_Exercise_: Among the lines below, restate word for word only those from the line with "BF₃, SMILES FB(F)F." through the line with "Task: What are", with both end lines kept.

_Entries supplied_:
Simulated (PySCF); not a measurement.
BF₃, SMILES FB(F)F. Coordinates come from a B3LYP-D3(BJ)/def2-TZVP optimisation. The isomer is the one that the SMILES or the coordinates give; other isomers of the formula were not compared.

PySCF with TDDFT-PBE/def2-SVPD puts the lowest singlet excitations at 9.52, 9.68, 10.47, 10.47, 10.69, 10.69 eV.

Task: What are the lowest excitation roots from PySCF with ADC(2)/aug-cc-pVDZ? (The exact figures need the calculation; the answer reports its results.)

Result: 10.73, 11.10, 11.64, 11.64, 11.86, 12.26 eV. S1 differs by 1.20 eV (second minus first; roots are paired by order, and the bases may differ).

_Response area_:
BF₃, SMILES FB(F)F. Coordinates come from a B3LYP-D3(BJ)/def2-TZVP optimisation. The isomer is the one that the SMILES or the coordinates give; other isomers of the formula were not compared.

PySCF with TDDFT-PBE/def2-SVPD puts the lowest singlet excitations at 9.52, 9.68, 10.47, 10.47, 10.69, 10.69 eV.

Task: What are the lowest excitation roots from PySCF with ADC(2)/aug-cc-pVDZ? (The exact figures need the calculation; the answer reports its results.)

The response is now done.